Brief: Every entry below should be printed again exactly as it reads.

Records provided:
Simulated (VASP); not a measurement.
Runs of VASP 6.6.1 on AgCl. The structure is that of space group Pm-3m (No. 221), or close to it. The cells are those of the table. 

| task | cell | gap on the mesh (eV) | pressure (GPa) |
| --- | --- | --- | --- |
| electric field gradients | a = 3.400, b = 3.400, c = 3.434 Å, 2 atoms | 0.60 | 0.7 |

Exercise answer:
Simulated (VASP); not a measurement.
Runs of VASP 6.6.1 on AgCl. The structure is that of space group Pm-3m (No. 221), or close to it. The cells are those of the table. 

| task | cell | gap on the mesh (eV) | pressure (GPa) |
| --- | --- | --- | --- |
| electric field gradients | a = 3.400, b = 3.400, c = 3.434 Å, 2 atoms | 0.60 | 0.7 |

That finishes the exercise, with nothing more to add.